ASSIGNMENT >> For the records below, print the lines from the line with "Task: Molar refractivity from α?" through the line with "Task: Rayleigh depolarisation" exactly as written; include both end lines and exclude the rest.

━━━━
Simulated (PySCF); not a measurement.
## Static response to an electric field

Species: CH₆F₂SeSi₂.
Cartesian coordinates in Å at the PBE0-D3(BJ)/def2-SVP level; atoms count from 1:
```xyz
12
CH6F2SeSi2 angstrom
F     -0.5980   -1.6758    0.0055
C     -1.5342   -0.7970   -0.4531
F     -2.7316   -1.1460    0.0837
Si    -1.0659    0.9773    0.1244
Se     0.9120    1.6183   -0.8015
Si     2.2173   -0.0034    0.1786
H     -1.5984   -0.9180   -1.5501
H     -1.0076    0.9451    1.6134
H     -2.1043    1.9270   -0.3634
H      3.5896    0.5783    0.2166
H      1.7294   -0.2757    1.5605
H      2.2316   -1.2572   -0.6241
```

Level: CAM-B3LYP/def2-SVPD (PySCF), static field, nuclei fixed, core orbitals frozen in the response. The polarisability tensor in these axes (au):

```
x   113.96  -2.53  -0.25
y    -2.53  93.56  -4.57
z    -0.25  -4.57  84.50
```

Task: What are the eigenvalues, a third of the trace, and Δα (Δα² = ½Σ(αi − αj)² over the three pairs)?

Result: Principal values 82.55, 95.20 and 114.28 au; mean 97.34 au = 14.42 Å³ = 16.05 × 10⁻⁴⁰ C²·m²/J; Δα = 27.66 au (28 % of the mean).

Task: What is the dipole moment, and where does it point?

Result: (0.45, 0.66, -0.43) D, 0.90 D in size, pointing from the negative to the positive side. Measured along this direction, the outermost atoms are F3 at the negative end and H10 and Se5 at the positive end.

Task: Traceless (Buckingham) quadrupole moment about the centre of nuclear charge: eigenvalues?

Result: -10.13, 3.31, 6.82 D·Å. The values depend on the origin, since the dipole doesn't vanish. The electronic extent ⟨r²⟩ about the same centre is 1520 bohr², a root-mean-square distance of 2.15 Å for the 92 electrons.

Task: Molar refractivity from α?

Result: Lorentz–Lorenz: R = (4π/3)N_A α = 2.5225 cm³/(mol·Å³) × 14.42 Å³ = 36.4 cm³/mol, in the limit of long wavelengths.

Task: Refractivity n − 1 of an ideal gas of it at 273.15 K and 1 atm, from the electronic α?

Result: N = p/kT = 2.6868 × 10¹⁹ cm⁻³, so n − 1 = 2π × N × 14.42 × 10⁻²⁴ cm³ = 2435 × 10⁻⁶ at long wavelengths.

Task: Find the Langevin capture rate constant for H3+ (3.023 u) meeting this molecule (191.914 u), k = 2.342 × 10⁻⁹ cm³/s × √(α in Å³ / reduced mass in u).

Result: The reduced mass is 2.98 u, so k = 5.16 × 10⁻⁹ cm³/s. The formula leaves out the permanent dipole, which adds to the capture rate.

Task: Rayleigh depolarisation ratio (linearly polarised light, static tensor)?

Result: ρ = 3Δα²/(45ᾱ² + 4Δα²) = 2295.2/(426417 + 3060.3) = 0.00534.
━━━━

EXERCISE RESULT >>
Task: Molar refractivity from α?

Result: Lorentz–Lorenz: R = (4π/3)N_A α = 2.5225 cm³/(mol·Å³) × 14.42 Å³ = 36.4 cm³/mol, in the limit of long wavelengths.

Task: Refractivity n − 1 of an ideal gas of it at 273.15 K and 1 atm, from the electronic α?

Result: N = p/kT = 2.6868 × 10¹⁹ cm⁻³, so n − 1 = 2π × N × 14.42 × 10⁻²⁴ cm³ = 2435 × 10⁻⁶ at long wavelengths.

Task: Find the Langevin capture rate constant for H3+ (3.023 u) meeting this molecule (191.914 u), k = 2.342 × 10⁻⁹ cm³/s × √(α in Å³ / reduced mass in u).

Result: The reduced mass is 2.98 u, so k = 5.16 × 10⁻⁹ cm³/s. The formula leaves out the permanent dipole, which adds to the capture rate.

Task: Rayleigh depolarisation ratio (linearly polarised light, static tensor)?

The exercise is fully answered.